[[ Data supplied, beginning ]]

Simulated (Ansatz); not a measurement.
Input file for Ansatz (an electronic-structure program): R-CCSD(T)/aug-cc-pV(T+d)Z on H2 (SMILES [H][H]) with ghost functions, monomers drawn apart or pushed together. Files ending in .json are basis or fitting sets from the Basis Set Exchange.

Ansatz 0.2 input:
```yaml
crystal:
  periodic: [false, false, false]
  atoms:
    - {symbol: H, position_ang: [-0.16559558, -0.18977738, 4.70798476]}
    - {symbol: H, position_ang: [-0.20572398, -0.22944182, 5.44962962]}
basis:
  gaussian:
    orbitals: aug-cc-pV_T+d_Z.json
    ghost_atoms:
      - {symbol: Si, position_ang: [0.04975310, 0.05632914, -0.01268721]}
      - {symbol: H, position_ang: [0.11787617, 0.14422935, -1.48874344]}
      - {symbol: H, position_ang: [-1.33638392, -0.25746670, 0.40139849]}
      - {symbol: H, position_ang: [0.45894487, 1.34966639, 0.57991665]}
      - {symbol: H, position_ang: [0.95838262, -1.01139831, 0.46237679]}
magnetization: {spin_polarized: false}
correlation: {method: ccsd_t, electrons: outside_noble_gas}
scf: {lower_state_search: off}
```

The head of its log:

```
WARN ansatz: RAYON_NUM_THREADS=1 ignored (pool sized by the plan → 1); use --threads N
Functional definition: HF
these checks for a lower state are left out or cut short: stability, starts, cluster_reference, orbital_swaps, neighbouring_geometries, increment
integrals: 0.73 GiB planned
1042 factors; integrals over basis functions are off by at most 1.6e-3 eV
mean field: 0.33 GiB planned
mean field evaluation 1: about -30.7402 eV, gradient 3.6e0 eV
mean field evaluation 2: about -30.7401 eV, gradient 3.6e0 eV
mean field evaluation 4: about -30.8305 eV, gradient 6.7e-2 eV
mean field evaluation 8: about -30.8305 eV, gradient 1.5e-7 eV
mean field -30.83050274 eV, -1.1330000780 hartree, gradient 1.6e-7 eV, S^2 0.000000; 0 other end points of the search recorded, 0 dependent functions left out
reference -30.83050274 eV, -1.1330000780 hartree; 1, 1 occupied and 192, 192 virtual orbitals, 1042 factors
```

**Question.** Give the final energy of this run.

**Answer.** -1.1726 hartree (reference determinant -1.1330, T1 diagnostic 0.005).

[[ Data supplied, end ]]

● Work request:
Copy the lines above exactly, from the very first through the one containing "of this run.", and include no other line.

● Result:
Simulated (Ansatz); not a measurement.
Input file for Ansatz (an electronic-structure program): R-CCSD(T)/aug-cc-pV(T+d)Z on H2 (SMILES [H][H]) with ghost functions, monomers drawn apart or pushed together. Files ending in .json are basis or fitting sets from the Basis Set Exchange.

Ansatz 0.2 input:
```yaml
crystal:
  periodic: [false, false, false]
  atoms:
    - {symbol: H, position_ang: [-0.16559558, -0.18977738, 4.70798476]}
    - {symbol: H, position_ang: [-0.20572398, -0.22944182, 5.44962962]}
basis:
  gaussian:
    orbitals: aug-cc-pV_T+d_Z.json
    ghost_atoms:
      - {symbol: Si, position_ang: [0.04975310, 0.05632914, -0.01268721]}
      - {symbol: H, position_ang: [0.11787617, 0.14422935, -1.48874344]}
      - {symbol: H, position_ang: [-1.33638392, -0.25746670, 0.40139849]}
      - {symbol: H, position_ang: [0.45894487, 1.34966639, 0.57991665]}
      - {symbol: H, position_ang: [0.95838262, -1.01139831, 0.46237679]}
magnetization: {spin_polarized: false}
correlation: {method: ccsd_t, electrons: outside_noble_gas}
scf: {lower_state_search: off}
```

The head of its log:

```
WARN ansatz: RAYON_NUM_THREADS=1 ignored (pool sized by the plan → 1); use --threads N
Functional definition: HF
these checks for a lower state are left out or cut short: stability, starts, cluster_reference, orbital_swaps, neighbouring_geometries, increment
integrals: 0.73 GiB planned
1042 factors; integrals over basis functions are off by at most 1.6e-3 eV
mean field: 0.33 GiB planned
mean field evaluation 1: about -30.7402 eV, gradient 3.6e0 eV
mean field evaluation 2: about -30.7401 eV, gradient 3.6e0 eV
mean field evaluation 4: about -30.8305 eV, gradient 6.7e-2 eV
mean field evaluation 8: about -30.8305 eV, gradient 1.5e-7 eV
mean field -30.83050274 eV, -1.1330000780 hartree, gradient 1.6e-7 eV, S^2 0.000000; 0 other end points of the search recorded, 0 dependent functions left out
reference -30.83050274 eV, -1.1330000780 hartree; 1, 1 occupied and 192, 192 virtual orbitals, 1042 factors
```

**Question.** Give the final energy of this run.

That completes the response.